» Brief:
Extract the full set of records, then give each one again exactly.

━━━━━ Data supplied ━━━━━

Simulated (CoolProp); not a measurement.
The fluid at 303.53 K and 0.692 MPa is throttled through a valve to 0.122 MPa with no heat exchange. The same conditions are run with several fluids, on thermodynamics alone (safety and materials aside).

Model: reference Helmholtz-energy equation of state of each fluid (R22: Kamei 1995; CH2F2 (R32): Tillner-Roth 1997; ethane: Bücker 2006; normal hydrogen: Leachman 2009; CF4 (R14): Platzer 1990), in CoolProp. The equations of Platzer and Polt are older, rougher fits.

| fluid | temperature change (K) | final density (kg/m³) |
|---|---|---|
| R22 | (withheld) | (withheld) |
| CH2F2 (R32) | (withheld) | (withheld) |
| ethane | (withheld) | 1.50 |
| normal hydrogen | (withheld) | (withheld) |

━━━━━

» Exercise solution:
Simulated (CoolProp); not a measurement.
The fluid at 303.53 K and 0.692 MPa is throttled through a valve to 0.122 MPa with no heat exchange. The same conditions are run with several fluids, on thermodynamics alone (safety and materials aside).

Model: reference Helmholtz-energy equation of state of each fluid (R22: Kamei 1995; CH2F2 (R32): Tillner-Roth 1997; ethane: Bücker 2006; normal hydrogen: Leachman 2009; CF4 (R14): Platzer 1990), in CoolProp. The equations of Platzer and Polt are older, rougher fits.

| fluid | temperature change (K) | final density (kg/m³) |
|---|---|---|
| R22 | (withheld) | (withheld) |
| CH2F2 (R32) | (withheld) | (withheld) |
| ethane | (withheld) | 1.50 |
| normal hydrogen | (withheld) | (withheld) |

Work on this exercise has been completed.